--- WORK ITEM ---
Everything in the listing below needs to be retyped exactly.

=== Section Start ===

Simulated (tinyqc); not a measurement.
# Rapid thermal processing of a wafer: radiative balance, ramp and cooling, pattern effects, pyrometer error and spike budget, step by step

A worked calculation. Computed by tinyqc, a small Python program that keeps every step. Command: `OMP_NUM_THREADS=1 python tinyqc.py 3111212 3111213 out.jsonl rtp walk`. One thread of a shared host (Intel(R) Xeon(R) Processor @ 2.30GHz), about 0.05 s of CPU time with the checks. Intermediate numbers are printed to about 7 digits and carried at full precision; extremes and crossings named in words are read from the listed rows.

=== Section End ===

--- ANSWER SECTION ---
Simulated (tinyqc); not a measurement.
# Rapid thermal processing of a wafer: radiative balance, ramp and cooling, pattern effects, pyrometer error and spike budget, step by step

A worked calculation. Computed by tinyqc, a small Python program that keeps every step. Command: `OMP_NUM_THREADS=1 python tinyqc.py 3111212 3111213 out.jsonl rtp walk`. One thread of a shared host (Intel(R) Xeon(R) Processor @ 2.30GHz), about 0.05 s of CPU time with the checks. Intermediate numbers are printed to about 7 digits and carried at full precision; extremes and crossings named in words are read from the listed rows.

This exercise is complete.